**Exercise:** Reproduce all records word for word.

START Listed entries

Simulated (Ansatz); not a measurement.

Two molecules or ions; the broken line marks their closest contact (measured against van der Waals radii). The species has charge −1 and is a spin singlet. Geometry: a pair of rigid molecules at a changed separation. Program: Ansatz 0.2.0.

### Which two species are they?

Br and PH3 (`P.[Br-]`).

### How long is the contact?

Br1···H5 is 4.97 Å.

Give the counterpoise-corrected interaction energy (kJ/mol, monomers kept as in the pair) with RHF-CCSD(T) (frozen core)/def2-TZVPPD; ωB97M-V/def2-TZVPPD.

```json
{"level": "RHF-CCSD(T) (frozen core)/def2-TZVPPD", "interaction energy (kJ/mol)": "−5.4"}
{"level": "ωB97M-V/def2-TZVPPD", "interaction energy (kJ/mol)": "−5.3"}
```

END Listed entries

**Response area:**
Simulated (Ansatz); not a measurement.

Two molecules or ions; the broken line marks their closest contact (measured against van der Waals radii). The species has charge −1 and is a spin singlet. Geometry: a pair of rigid molecules at a changed separation. Program: Ansatz 0.2.0.

### Which two species are they?

Br and PH3 (`P.[Br-]`).

### How long is the contact?

Br1···H5 is 4.97 Å.

Give the counterpoise-corrected interaction energy (kJ/mol, monomers kept as in the pair) with RHF-CCSD(T) (frozen core)/def2-TZVPPD; ωB97M-V/def2-TZVPPD.

```json
{"level": "RHF-CCSD(T) (frozen core)/def2-TZVPPD", "interaction energy (kJ/mol)": "−5.4"}
{"level": "ωB97M-V/def2-TZVPPD", "interaction energy (kJ/mol)": "−5.3"}
```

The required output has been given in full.